Activity> Starting at the line that contains "# Calculations on B₂NH₅O" and ending at the line that contains "What happens along the run?", the lines below are to be given again exactly, with nothing added.

Listed entries>
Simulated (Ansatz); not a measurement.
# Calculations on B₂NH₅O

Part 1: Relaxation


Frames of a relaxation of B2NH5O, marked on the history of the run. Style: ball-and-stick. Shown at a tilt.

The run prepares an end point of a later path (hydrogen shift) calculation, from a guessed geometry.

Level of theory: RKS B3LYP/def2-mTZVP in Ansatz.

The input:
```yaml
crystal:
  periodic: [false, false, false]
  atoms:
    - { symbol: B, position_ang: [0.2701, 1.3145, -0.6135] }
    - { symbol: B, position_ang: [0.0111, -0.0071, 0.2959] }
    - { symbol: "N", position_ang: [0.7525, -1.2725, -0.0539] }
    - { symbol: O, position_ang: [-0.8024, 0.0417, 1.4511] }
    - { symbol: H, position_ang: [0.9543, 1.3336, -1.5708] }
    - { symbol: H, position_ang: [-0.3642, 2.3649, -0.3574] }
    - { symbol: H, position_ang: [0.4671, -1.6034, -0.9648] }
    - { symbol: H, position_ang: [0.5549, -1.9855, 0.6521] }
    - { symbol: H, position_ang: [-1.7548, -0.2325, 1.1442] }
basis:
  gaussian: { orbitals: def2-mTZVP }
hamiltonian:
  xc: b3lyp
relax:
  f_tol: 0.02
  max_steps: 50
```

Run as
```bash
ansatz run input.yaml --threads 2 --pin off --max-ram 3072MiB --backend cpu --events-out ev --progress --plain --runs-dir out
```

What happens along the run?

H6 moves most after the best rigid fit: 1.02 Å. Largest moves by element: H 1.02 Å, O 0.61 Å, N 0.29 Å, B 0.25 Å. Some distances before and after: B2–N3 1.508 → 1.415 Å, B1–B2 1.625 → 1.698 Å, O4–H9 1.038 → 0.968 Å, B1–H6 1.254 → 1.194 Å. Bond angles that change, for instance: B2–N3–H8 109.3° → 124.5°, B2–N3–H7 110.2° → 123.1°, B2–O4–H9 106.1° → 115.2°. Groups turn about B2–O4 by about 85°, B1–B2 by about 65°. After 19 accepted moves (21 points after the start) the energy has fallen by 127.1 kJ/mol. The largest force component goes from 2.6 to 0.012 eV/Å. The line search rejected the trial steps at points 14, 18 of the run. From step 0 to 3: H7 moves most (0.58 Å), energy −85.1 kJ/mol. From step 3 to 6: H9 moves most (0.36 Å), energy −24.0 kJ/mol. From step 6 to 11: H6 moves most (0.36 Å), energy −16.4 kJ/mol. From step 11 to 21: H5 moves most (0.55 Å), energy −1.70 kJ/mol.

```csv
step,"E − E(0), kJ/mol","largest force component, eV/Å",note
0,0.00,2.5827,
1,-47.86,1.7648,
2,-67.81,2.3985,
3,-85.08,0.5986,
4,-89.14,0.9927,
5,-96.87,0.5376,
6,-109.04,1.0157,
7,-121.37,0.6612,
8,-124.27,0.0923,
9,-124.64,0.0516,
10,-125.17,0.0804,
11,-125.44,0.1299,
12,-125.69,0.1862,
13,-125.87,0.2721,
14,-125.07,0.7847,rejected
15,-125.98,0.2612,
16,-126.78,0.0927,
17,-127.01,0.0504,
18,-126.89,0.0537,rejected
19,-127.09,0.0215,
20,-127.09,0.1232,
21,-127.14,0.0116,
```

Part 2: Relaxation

Answer section>
# Calculations on B₂NH₅O

Part 1: Relaxation


Frames of a relaxation of B2NH5O, marked on the history of the run. Style: ball-and-stick. Shown at a tilt.

The run prepares an end point of a later path (hydrogen shift) calculation, from a guessed geometry.

Level of theory: RKS B3LYP/def2-mTZVP in Ansatz.

The input:
```yaml
crystal:
  periodic: [false, false, false]
  atoms:
    - { symbol: B, position_ang: [0.2701, 1.3145, -0.6135] }
    - { symbol: B, position_ang: [0.0111, -0.0071, 0.2959] }
    - { symbol: "N", position_ang: [0.7525, -1.2725, -0.0539] }
    - { symbol: O, position_ang: [-0.8024, 0.0417, 1.4511] }
    - { symbol: H, position_ang: [0.9543, 1.3336, -1.5708] }
    - { symbol: H, position_ang: [-0.3642, 2.3649, -0.3574] }
    - { symbol: H, position_ang: [0.4671, -1.6034, -0.9648] }
    - { symbol: H, position_ang: [0.5549, -1.9855, 0.6521] }
    - { symbol: H, position_ang: [-1.7548, -0.2325, 1.1442] }
basis:
  gaussian: { orbitals: def2-mTZVP }
hamiltonian:
  xc: b3lyp
relax:
  f_tol: 0.02
  max_steps: 50
```

Run as
```bash
ansatz run input.yaml --threads 2 --pin off --max-ram 3072MiB --backend cpu --events-out ev --progress --plain --runs-dir out
```

What happens along the run?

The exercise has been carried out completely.